> **Assigned task**
Everything in the listing below from the line containing "level of theory**" through the line containing "### Step 1. The relaxed structure" must be repeated exactly; the remaining lines are not wanted.

> **Given entries**
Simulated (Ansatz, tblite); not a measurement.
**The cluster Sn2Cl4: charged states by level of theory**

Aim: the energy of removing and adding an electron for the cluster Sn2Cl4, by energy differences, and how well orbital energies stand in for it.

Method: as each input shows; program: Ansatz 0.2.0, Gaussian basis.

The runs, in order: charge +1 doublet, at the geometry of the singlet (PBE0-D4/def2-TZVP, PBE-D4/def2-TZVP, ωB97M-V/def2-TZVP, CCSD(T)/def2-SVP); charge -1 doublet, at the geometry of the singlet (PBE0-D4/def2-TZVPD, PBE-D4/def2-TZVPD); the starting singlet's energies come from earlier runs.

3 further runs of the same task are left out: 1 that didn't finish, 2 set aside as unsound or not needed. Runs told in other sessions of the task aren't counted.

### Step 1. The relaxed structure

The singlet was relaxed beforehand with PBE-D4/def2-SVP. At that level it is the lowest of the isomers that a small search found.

> **Task answer**
**The cluster Sn2Cl4: charged states by level of theory**

Aim: the energy of removing and adding an electron for the cluster Sn2Cl4, by energy differences, and how well orbital energies stand in for it.

Method: as each input shows; program: Ansatz 0.2.0, Gaussian basis.

The runs, in order: charge +1 doublet, at the geometry of the singlet (PBE0-D4/def2-TZVP, PBE-D4/def2-TZVP, ωB97M-V/def2-TZVP, CCSD(T)/def2-SVP); charge -1 doublet, at the geometry of the singlet (PBE0-D4/def2-TZVPD, PBE-D4/def2-TZVPD); the starting singlet's energies come from earlier runs.

3 further runs of the same task are left out: 1 that didn't finish, 2 set aside as unsound or not needed. Runs told in other sessions of the task aren't counted.

### Step 1. The relaxed structure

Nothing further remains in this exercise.